## ACTIVITY
Each line starting at the one that contains "Problem. What is" and ending at the one that contains "Solution. At PBE0/def2-TZVP, ΔE" must be returned exactly, and the rest of the listing is left out.

::::

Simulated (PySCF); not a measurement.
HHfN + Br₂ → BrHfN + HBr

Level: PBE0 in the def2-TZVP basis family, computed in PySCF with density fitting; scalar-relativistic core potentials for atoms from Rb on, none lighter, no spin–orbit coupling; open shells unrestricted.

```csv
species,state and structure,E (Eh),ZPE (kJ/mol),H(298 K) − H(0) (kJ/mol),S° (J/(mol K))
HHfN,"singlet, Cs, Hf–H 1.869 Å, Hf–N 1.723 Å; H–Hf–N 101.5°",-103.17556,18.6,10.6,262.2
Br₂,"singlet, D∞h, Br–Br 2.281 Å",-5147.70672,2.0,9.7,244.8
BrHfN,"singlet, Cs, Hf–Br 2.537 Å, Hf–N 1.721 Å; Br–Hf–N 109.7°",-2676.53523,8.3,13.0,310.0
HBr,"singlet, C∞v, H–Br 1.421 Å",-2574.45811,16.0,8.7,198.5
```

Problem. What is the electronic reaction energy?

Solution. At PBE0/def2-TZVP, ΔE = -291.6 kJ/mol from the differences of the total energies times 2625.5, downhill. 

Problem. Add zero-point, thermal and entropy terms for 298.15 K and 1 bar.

::::

## RESPONSE BOX
Problem. What is the electronic reaction energy?

Solution. At PBE0/def2-TZVP, ΔE = -291.6 kJ/mol from the differences of the total energies times 2625.5, downhill. 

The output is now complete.